▶ _Requirement_:
The answer must be the full listing, restated word for word.

%%

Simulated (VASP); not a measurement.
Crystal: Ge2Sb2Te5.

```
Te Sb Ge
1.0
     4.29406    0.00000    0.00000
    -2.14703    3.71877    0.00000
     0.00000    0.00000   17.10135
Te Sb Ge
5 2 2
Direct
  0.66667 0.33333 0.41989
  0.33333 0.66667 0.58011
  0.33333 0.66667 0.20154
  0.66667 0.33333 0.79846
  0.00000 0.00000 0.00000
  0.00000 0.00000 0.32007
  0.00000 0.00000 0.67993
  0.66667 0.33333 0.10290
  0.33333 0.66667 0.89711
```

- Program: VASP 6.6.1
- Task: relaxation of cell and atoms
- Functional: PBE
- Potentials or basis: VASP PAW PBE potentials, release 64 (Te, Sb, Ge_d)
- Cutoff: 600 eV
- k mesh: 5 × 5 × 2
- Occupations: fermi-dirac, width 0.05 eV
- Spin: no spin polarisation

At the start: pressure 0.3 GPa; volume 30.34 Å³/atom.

%%

▶ _Exercise result_:
Simulated (VASP); not a measurement.
Crystal: Ge2Sb2Te5.

```
Te Sb Ge
1.0
     4.29406    0.00000    0.00000
    -2.14703    3.71877    0.00000
     0.00000    0.00000   17.10135
Te Sb Ge
5 2 2
Direct
  0.66667 0.33333 0.41989
  0.33333 0.66667 0.58011
  0.33333 0.66667 0.20154
  0.66667 0.33333 0.79846
  0.00000 0.00000 0.00000
  0.00000 0.00000 0.32007
  0.00000 0.00000 0.67993
  0.66667 0.33333 0.10290
  0.33333 0.66667 0.89711
```

- Program: VASP 6.6.1
- Task: relaxation of cell and atoms
- Functional: PBE
- Potentials or basis: VASP PAW PBE potentials, release 64 (Te, Sb, Ge_d)
- Cutoff: 600 eV
- k mesh: 5 × 5 × 2
- Occupations: fermi-dirac, width 0.05 eV
- Spin: no spin polarisation

At the start: pressure 0.3 GPa; volume 30.34 Å³/atom.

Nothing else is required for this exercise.